◆ ◆ ◆ ◆ ◆

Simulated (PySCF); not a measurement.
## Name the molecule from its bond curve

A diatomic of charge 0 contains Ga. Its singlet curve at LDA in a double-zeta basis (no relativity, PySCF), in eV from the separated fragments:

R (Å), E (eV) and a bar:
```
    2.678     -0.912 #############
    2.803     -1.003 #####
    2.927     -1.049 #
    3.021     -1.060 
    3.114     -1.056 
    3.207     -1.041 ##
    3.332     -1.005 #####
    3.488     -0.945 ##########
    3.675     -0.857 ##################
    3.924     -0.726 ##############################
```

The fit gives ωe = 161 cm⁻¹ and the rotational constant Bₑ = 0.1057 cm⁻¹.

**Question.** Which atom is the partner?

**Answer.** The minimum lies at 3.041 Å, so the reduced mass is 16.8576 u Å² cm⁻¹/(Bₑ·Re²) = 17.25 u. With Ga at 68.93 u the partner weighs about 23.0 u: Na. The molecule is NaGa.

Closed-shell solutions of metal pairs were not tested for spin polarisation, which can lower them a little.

◆ ◆ ◆ ◆ ◆

ASSIGNMENT: Working from the data above, extract solely the lines from the one containing "R (Å), E (eV)" through the one containing "is the partner?", exactly as they appear, both included.

TASK ANSWER:
R (Å), E (eV) and a bar:
```
    2.678     -0.912 #############
    2.803     -1.003 #####
    2.927     -1.049 #
    3.021     -1.060 
    3.114     -1.056 
    3.207     -1.041 ##
    3.332     -1.005 #####
    3.488     -0.945 ##########
    3.675     -0.857 ##################
    3.924     -0.726 ##############################
```

The fit gives ωe = 161 cm⁻¹ and the rotational constant Bₑ = 0.1057 cm⁻¹.

**Question.** Which atom is the partner?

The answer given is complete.